[ASSIGNMENT] In the records that follow, find the line with "Ansatz 0.2.0 |"; from there, retype every line exactly through the line with "waves, PAW |", which also belongs to the answer.

......

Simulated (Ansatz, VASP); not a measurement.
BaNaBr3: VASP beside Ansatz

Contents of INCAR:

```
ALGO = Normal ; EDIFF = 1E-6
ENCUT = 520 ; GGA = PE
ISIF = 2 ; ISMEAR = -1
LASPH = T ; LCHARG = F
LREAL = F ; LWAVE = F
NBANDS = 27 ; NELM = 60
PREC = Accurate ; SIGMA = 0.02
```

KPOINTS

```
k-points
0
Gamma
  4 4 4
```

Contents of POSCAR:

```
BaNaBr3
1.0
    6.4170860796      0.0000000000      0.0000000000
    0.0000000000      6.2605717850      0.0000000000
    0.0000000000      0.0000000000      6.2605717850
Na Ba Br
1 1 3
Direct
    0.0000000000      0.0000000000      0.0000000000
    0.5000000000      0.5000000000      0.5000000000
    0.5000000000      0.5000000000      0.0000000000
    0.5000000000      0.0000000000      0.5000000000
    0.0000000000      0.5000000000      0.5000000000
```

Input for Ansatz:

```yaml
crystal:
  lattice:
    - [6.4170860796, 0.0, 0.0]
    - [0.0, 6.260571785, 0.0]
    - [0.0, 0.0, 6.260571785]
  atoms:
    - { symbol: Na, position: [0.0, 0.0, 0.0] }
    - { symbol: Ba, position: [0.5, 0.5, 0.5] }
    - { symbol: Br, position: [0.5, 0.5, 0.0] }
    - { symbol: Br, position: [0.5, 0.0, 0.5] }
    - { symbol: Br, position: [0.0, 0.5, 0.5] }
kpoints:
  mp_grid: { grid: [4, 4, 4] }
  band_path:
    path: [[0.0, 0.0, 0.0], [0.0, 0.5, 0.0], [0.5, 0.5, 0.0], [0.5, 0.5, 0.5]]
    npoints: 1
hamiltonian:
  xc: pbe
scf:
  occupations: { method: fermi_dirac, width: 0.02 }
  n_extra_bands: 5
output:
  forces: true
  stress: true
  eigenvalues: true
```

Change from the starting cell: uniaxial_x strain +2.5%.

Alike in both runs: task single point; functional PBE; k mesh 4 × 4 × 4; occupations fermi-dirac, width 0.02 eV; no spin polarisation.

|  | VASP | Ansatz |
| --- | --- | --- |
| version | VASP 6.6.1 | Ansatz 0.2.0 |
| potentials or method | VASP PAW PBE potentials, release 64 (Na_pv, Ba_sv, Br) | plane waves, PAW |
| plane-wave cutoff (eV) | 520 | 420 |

......

[ANSWER SECTION]
| version | VASP 6.6.1 | Ansatz 0.2.0 |
| potentials or method | VASP PAW PBE potentials, release 64 (Na_pv, Ba_sv, Br) | plane waves, PAW |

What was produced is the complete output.